### Required action
Every entry that appears below is to be output exactly.

### Extracted data
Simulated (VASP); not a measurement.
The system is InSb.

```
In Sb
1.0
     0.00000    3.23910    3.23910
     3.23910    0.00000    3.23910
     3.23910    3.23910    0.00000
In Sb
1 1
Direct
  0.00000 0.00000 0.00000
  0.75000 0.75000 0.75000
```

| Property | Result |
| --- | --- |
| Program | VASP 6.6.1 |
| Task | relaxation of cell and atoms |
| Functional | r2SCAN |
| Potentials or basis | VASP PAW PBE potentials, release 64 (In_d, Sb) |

### Response
Simulated (VASP); not a measurement.
The system is InSb.

```
In Sb
1.0
     0.00000    3.23910    3.23910
     3.23910    0.00000    3.23910
     3.23910    3.23910    0.00000
In Sb
1 1
Direct
  0.00000 0.00000 0.00000
  0.75000 0.75000 0.75000
```

| Property | Result |
| --- | --- |
| Program | VASP 6.6.1 |
| Task | relaxation of cell and atoms |
| Functional | r2SCAN |
| Potentials or basis | VASP PAW PBE potentials, release 64 (In_d, Sb) |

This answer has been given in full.